● **Assignment**
In the data below, one line contains "Question: Where does the relaxation end?" and a later one contains "Answer: Over 23". Print both, with every line between them, exactly and alone.

● **Given information**
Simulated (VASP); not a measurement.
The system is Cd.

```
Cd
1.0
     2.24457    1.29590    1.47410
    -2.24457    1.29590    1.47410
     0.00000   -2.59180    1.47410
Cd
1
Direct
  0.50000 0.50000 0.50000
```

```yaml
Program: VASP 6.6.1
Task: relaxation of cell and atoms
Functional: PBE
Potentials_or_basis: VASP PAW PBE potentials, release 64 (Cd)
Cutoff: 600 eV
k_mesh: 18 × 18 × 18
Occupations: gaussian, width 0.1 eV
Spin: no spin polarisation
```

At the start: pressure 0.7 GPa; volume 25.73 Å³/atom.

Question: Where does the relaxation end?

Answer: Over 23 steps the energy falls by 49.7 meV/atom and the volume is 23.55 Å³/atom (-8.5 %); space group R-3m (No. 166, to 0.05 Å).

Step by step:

● **Answer space**
Question: Where does the relaxation end?

Answer: Over 23 steps the energy falls by 49.7 meV/atom and the volume is 23.55 Å³/atom (-8.5 %); space group R-3m (No. 166, to 0.05 Å).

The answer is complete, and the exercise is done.